Input data
[Start of Attachment]

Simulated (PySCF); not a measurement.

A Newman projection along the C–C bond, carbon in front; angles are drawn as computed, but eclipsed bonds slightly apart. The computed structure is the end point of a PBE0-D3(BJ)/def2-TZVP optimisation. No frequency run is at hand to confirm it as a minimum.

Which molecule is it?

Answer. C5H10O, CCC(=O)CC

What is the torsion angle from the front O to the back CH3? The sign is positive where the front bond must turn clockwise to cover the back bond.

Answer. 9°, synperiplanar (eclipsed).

[End of Attachment]

Assignment
From the first entry to the last, reproduce everything precisely.

Task result
Simulated (PySCF); not a measurement.

A Newman projection along the C–C bond, carbon in front; angles are drawn as computed, but eclipsed bonds slightly apart. The computed structure is the end point of a PBE0-D3(BJ)/def2-TZVP optimisation. No frequency run is at hand to confirm it as a minimum.

Which molecule is it?

Answer. C5H10O, CCC(=O)CC

What is the torsion angle from the front O to the back CH3? The sign is positive where the front bond must turn clockwise to cover the back bond.

Answer. 9°, synperiplanar (eclipsed).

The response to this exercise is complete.